## Requirement
A verbatim reproduction of the lines below, from the line containing "Answer: (a) -1.8." through the line containing "A k mesh can", both ends included, is the whole required output.

• • • • •

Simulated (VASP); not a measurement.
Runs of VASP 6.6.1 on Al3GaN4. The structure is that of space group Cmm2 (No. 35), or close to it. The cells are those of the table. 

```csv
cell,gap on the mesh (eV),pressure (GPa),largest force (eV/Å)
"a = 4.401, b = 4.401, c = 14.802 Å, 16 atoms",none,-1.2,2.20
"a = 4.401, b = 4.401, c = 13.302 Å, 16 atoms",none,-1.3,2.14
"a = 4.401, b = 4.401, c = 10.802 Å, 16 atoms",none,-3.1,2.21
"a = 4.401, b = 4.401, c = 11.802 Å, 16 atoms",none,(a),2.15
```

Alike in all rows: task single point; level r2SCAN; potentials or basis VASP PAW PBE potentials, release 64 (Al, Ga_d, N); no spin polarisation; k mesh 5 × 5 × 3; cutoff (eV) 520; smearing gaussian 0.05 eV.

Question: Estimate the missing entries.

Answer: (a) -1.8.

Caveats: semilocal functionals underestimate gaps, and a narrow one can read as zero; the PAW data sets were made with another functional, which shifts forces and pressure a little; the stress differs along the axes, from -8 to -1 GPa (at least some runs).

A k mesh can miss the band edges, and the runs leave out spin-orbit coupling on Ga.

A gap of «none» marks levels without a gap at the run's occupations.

• • • • •

## Response area
Answer: (a) -1.8.

Caveats: semilocal functionals underestimate gaps, and a narrow one can read as zero; the PAW data sets were made with another functional, which shifts forces and pressure a little; the stress differs along the axes, from -8 to -1 GPa (at least some runs).

A k mesh can miss the band edges, and the runs leave out spin-orbit coupling on Ga.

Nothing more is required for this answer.